########################################

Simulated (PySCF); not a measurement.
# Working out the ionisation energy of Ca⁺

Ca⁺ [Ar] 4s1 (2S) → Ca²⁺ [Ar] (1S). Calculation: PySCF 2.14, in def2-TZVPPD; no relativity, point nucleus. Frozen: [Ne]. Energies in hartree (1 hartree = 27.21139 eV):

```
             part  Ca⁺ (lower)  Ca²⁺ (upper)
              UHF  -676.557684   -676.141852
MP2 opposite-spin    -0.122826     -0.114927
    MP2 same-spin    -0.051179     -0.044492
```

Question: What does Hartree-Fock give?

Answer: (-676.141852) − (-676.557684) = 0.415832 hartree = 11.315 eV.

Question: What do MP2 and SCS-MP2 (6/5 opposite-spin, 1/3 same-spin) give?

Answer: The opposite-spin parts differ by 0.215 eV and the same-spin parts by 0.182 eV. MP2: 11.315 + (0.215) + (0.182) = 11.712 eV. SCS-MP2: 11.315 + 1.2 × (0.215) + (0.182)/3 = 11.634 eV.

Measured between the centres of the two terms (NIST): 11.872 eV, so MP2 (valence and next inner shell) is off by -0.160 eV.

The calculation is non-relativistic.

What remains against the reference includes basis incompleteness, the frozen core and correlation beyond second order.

########################################

● Work item
Nothing but the lines from the first line of the data through the line with "Question: What do MP2" should be returned, exactly as they appear, both ends included.

● Task answer
Simulated (PySCF); not a measurement.
# Working out the ionisation energy of Ca⁺

Ca⁺ [Ar] 4s1 (2S) → Ca²⁺ [Ar] (1S). Calculation: PySCF 2.14, in def2-TZVPPD; no relativity, point nucleus. Frozen: [Ne]. Energies in hartree (1 hartree = 27.21139 eV):

```
             part  Ca⁺ (lower)  Ca²⁺ (upper)
              UHF  -676.557684   -676.141852
MP2 opposite-spin    -0.122826     -0.114927
    MP2 same-spin    -0.051179     -0.044492
```

Question: What does Hartree-Fock give?

Answer: (-676.141852) − (-676.557684) = 0.415832 hartree = 11.315 eV.

Question: What do MP2 and SCS-MP2 (6/5 opposite-spin, 1/3 same-spin) give?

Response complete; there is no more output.